Work order:
Of all the entries below, only the lines from the one with "Programs: Ansatz (a" up to and including the one with "Task: Which level" are to be duplicated exactly.

[Provided data Boundary: Start]

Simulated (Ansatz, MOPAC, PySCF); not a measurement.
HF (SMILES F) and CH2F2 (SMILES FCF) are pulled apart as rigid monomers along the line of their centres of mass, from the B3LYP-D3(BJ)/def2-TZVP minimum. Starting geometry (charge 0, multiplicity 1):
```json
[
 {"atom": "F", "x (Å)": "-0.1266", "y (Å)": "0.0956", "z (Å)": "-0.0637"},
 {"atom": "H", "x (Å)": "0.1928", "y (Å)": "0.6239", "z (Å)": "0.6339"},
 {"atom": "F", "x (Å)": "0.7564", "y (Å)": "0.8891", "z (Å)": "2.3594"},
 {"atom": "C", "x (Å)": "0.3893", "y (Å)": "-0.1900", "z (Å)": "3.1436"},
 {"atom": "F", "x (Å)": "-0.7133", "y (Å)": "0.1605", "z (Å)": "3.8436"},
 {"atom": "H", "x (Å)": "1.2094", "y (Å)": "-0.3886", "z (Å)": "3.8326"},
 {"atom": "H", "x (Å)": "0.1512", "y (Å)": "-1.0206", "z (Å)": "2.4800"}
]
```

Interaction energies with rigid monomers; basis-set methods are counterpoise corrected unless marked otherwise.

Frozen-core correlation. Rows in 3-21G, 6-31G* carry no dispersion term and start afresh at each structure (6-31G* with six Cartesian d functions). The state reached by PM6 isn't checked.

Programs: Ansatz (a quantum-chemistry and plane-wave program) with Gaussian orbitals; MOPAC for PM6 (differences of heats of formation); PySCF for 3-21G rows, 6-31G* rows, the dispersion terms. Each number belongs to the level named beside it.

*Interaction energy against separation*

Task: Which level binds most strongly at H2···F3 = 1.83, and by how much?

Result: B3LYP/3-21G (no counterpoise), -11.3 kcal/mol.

[Provided data Boundary: End]

Response area:
Programs: Ansatz (a quantum-chemistry and plane-wave program) with Gaussian orbitals; MOPAC for PM6 (differences of heats of formation); PySCF for 3-21G rows, 6-31G* rows, the dispersion terms. Each number belongs to the level named beside it.

*Interaction energy against separation*

Task: Which level binds most strongly at H2···F3 = 1.83, and by how much?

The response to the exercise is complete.